-- INPUT DATA --
================

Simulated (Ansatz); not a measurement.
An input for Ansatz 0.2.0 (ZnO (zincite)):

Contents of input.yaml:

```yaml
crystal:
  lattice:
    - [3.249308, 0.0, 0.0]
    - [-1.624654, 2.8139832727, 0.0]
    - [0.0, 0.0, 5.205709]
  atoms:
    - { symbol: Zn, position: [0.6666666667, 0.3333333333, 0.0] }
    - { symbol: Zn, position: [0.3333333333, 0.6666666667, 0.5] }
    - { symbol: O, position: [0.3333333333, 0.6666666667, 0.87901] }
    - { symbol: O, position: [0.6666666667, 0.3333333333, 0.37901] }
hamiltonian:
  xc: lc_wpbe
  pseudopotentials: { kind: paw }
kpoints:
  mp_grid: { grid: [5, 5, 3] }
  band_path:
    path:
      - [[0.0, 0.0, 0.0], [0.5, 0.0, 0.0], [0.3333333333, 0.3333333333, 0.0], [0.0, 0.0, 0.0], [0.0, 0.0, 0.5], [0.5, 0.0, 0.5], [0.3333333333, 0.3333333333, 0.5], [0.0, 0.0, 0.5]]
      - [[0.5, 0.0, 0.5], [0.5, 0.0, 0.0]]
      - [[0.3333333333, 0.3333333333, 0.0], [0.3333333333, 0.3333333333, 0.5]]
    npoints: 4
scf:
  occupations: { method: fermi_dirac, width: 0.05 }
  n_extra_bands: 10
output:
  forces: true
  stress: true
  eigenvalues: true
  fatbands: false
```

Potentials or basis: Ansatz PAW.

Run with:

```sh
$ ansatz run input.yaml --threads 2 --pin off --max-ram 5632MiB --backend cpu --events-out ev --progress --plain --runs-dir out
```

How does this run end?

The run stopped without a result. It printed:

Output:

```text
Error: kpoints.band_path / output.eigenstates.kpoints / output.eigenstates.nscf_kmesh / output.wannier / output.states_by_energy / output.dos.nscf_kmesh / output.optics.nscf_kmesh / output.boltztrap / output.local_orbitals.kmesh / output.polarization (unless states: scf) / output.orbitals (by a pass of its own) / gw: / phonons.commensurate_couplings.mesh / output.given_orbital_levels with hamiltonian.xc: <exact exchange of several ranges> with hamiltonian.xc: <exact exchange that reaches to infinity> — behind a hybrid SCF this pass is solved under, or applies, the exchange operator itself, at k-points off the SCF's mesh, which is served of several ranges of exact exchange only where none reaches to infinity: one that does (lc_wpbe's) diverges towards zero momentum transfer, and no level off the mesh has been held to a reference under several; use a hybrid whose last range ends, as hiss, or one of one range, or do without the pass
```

================

-- WORK REQUEST --
Return the lines exactly as they stand, please. Start at the top of the material and finish with the line where "The run stopped" appears.

-- RESPONSE AREA --
Simulated (Ansatz); not a measurement.
An input for Ansatz 0.2.0 (ZnO (zincite)):

Contents of input.yaml:

```yaml
crystal:
  lattice:
    - [3.249308, 0.0, 0.0]
    - [-1.624654, 2.8139832727, 0.0]
    - [0.0, 0.0, 5.205709]
  atoms:
    - { symbol: Zn, position: [0.6666666667, 0.3333333333, 0.0] }
    - { symbol: Zn, position: [0.3333333333, 0.6666666667, 0.5] }
    - { symbol: O, position: [0.3333333333, 0.6666666667, 0.87901] }
    - { symbol: O, position: [0.6666666667, 0.3333333333, 0.37901] }
hamiltonian:
  xc: lc_wpbe
  pseudopotentials: { kind: paw }
kpoints:
  mp_grid: { grid: [5, 5, 3] }
  band_path:
    path:
      - [[0.0, 0.0, 0.0], [0.5, 0.0, 0.0], [0.3333333333, 0.3333333333, 0.0], [0.0, 0.0, 0.0], [0.0, 0.0, 0.5], [0.5, 0.0, 0.5], [0.3333333333, 0.3333333333, 0.5], [0.0, 0.0, 0.5]]
      - [[0.5, 0.0, 0.5], [0.5, 0.0, 0.0]]
      - [[0.3333333333, 0.3333333333, 0.0], [0.3333333333, 0.3333333333, 0.5]]
    npoints: 4
scf:
  occupations: { method: fermi_dirac, width: 0.05 }
  n_extra_bands: 10
output:
  forces: true
  stress: true
  eigenvalues: true
  fatbands: false
```

Potentials or basis: Ansatz PAW.

Run with:

```sh
$ ansatz run input.yaml --threads 2 --pin off --max-ram 5632MiB --backend cpu --events-out ev --progress --plain --runs-dir out
```

How does this run end?

The run stopped without a result. It printed:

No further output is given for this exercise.